▶ Dataset excerpts:
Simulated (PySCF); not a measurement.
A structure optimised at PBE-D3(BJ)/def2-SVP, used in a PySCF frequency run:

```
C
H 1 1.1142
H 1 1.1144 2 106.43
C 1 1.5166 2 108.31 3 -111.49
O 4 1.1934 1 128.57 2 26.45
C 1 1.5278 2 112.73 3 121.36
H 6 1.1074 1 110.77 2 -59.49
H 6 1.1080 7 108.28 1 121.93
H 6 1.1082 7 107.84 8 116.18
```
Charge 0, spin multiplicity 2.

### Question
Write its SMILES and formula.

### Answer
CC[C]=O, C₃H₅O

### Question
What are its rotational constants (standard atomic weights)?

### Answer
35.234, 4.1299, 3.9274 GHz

▶ Work request: Set down all the data exactly as given.

▶ Task result:
Simulated (PySCF); not a measurement.
A structure optimised at PBE-D3(BJ)/def2-SVP, used in a PySCF frequency run:

```
C
H 1 1.1142
H 1 1.1144 2 106.43
C 1 1.5166 2 108.31 3 -111.49
O 4 1.1934 1 128.57 2 26.45
C 1 1.5278 2 112.73 3 121.36
H 6 1.1074 1 110.77 2 -59.49
H 6 1.1080 7 108.28 1 121.93
H 6 1.1082 7 107.84 8 116.18
```
Charge 0, spin multiplicity 2.

### Question
Write its SMILES and formula.

### Answer
CC[C]=O, C₃H₅O

### Question
What are its rotational constants (standard atomic weights)?

### Answer
35.234, 4.1299, 3.9274 GHz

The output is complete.